** Material provided follows **

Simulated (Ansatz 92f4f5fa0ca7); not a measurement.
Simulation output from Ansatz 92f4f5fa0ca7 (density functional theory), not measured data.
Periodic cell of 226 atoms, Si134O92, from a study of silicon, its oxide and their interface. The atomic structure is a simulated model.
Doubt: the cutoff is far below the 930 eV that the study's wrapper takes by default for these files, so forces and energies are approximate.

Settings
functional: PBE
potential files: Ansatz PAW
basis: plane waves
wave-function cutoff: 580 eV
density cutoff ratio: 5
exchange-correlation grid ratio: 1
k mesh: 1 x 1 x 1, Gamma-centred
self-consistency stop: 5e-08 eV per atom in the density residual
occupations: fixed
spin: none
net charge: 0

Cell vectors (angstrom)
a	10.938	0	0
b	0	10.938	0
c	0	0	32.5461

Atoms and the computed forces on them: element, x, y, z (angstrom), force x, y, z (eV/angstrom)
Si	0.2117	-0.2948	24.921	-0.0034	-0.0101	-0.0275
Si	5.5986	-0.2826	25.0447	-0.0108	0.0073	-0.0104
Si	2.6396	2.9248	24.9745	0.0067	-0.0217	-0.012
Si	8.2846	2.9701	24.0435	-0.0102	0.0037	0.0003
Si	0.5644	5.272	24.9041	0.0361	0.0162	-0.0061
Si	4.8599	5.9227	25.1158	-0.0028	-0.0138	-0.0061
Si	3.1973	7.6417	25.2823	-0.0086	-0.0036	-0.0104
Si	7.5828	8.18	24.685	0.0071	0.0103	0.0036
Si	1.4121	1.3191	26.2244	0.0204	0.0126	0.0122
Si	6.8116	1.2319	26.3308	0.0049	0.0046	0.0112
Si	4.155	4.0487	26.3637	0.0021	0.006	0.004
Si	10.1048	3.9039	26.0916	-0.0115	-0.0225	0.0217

** End of Material provided **

From the first line of the listing above through the line that contains "Periodic cell of", retype every line exactly, and write nothing else.

▸ **Answer box**
Simulated (Ansatz 92f4f5fa0ca7); not a measurement.
Simulation output from Ansatz 92f4f5fa0ca7 (density functional theory), not measured data.
Periodic cell of 226 atoms, Si134O92, from a study of silicon, its oxide and their interface. The atomic structure is a simulated model.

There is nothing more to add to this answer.